---------- Supplied records ----------
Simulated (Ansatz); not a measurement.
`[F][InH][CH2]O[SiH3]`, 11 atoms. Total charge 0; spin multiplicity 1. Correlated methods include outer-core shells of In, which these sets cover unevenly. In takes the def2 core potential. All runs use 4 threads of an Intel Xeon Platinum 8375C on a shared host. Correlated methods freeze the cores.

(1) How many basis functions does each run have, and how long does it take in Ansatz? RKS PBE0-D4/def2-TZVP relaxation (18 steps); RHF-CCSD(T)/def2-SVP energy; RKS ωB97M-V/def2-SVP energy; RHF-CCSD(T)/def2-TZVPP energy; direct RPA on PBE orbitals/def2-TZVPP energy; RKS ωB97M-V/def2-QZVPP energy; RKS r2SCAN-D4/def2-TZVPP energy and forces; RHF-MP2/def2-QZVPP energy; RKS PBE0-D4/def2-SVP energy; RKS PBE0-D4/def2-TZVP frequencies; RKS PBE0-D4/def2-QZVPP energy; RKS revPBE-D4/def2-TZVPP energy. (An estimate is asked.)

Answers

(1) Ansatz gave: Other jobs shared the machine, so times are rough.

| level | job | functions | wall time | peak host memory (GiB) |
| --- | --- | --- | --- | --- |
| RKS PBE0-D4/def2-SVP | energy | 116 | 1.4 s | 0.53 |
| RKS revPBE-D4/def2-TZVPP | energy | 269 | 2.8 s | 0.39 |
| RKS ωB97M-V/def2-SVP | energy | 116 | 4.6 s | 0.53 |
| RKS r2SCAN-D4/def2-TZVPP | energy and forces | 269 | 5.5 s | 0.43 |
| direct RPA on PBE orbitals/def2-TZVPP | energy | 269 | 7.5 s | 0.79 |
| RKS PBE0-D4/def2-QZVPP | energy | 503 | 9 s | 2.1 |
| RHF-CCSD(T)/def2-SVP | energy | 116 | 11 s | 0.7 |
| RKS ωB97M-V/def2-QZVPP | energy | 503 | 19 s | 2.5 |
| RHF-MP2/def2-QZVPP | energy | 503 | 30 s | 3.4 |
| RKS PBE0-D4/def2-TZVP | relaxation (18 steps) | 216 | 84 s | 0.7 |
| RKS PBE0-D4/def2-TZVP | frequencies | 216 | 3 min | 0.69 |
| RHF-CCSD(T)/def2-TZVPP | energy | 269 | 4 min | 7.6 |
----------

Activity: Lines from the beginning of the data above through the line containing "freeze the cores." are to be returned exactly, and no others.

Written reply:
Simulated (Ansatz); not a measurement.
`[F][InH][CH2]O[SiH3]`, 11 atoms. Total charge 0; spin multiplicity 1. Correlated methods include outer-core shells of In, which these sets cover unevenly. In takes the def2 core potential. All runs use 4 threads of an Intel Xeon Platinum 8375C on a shared host. Correlated methods freeze the cores.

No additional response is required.